--
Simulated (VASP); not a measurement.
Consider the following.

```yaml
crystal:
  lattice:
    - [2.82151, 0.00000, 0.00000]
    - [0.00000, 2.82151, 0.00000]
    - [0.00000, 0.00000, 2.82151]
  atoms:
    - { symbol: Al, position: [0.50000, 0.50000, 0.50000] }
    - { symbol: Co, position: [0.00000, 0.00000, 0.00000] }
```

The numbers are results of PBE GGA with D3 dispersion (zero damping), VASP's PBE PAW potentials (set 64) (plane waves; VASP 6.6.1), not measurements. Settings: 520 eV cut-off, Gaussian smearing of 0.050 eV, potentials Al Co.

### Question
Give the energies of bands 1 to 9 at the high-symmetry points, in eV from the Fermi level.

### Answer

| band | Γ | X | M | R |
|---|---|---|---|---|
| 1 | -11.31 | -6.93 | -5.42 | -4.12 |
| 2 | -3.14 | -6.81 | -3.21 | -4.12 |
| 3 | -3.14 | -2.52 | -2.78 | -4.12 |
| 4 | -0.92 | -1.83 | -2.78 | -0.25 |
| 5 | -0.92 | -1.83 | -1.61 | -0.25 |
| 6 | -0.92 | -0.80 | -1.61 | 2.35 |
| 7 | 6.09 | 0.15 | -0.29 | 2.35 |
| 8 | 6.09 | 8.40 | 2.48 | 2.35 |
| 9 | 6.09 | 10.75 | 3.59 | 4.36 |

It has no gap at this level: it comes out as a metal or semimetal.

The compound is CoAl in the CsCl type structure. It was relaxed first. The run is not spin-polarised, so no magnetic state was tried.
--

Assignment:
Everything from the first line of the records above to the line containing "-3.21 | -4.12 |", inclusive, should be repeated exactly; leave out the rest.

Exercise response:
Simulated (VASP); not a measurement.
Consider the following.

```yaml
crystal:
  lattice:
    - [2.82151, 0.00000, 0.00000]
    - [0.00000, 2.82151, 0.00000]
    - [0.00000, 0.00000, 2.82151]
  atoms:
    - { symbol: Al, position: [0.50000, 0.50000, 0.50000] }
    - { symbol: Co, position: [0.00000, 0.00000, 0.00000] }
```

The numbers are results of PBE GGA with D3 dispersion (zero damping), VASP's PBE PAW potentials (set 64) (plane waves; VASP 6.6.1), not measurements. Settings: 520 eV cut-off, Gaussian smearing of 0.050 eV, potentials Al Co.

### Question
Give the energies of bands 1 to 9 at the high-symmetry points, in eV from the Fermi level.

### Answer

| band | Γ | X | M | R |
|---|---|---|---|---|
| 1 | -11.31 | -6.93 | -5.42 | -4.12 |
| 2 | -3.14 | -6.81 | -3.21 | -4.12 |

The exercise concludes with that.